» INFORMATION SUPPLIED
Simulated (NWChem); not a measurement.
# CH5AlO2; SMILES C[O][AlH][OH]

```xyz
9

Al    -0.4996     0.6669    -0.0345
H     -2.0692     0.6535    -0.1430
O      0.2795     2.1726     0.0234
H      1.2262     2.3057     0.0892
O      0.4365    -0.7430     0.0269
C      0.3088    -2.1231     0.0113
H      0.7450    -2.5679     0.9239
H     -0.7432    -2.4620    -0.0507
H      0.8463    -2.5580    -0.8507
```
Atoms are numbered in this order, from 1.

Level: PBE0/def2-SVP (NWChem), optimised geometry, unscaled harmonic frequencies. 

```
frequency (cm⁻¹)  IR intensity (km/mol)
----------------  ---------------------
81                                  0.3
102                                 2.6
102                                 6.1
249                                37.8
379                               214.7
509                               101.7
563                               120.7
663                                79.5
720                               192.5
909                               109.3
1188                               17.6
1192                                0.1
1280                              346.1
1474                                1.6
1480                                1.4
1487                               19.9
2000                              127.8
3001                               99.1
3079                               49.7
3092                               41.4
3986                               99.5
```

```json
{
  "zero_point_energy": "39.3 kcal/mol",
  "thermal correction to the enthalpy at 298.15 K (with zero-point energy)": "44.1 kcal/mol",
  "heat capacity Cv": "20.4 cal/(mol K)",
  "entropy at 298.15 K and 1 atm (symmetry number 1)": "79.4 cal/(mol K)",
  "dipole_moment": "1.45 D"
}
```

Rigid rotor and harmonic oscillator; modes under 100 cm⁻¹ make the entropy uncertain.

» WORK INSTRUCTION
Output exactly the span of lines beginning at the first line of the records and ending at the line that holds "Atoms are numbered in this order, from 1.", inclusive, with no other text.

» TASK RESPONSE
Simulated (NWChem); not a measurement.
# CH5AlO2; SMILES C[O][AlH][OH]

```xyz
9

Al    -0.4996     0.6669    -0.0345
H     -2.0692     0.6535    -0.1430
O      0.2795     2.1726     0.0234
H      1.2262     2.3057     0.0892
O      0.4365    -0.7430     0.0269
C      0.3088    -2.1231     0.0113
H      0.7450    -2.5679     0.9239
H     -0.7432    -2.4620    -0.0507
H      0.8463    -2.5580    -0.8507
```
Atoms are numbered in this order, from 1.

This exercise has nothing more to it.